━━━━

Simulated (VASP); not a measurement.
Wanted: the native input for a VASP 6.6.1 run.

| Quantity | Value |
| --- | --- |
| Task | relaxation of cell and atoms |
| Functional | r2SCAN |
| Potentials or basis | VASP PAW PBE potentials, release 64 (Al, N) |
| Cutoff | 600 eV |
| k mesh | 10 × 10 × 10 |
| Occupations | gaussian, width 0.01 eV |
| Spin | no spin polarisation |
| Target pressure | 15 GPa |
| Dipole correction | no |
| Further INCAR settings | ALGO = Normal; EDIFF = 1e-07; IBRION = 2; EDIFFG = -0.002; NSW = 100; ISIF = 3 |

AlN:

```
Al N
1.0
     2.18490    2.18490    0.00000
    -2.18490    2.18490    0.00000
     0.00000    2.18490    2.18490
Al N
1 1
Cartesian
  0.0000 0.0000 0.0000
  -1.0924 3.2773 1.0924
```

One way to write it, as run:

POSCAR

━━━━

Work task - Reproduce the records in full, exactly as written.

Solution -
Simulated (VASP); not a measurement.
Wanted: the native input for a VASP 6.6.1 run.

| Quantity | Value |
| --- | --- |
| Task | relaxation of cell and atoms |
| Functional | r2SCAN |
| Potentials or basis | VASP PAW PBE potentials, release 64 (Al, N) |
| Cutoff | 600 eV |
| k mesh | 10 × 10 × 10 |
| Occupations | gaussian, width 0.01 eV |
| Spin | no spin polarisation |
| Target pressure | 15 GPa |
| Dipole correction | no |
| Further INCAR settings | ALGO = Normal; EDIFF = 1e-07; IBRION = 2; EDIFFG = -0.002; NSW = 100; ISIF = 3 |

AlN:

```
Al N
1.0
     2.18490    2.18490    0.00000
    -2.18490    2.18490    0.00000
     0.00000    2.18490    2.18490
Al N
1 1
Cartesian
  0.0000 0.0000 0.0000
  -1.0924 3.2773 1.0924
```

One way to write it, as run:

POSCAR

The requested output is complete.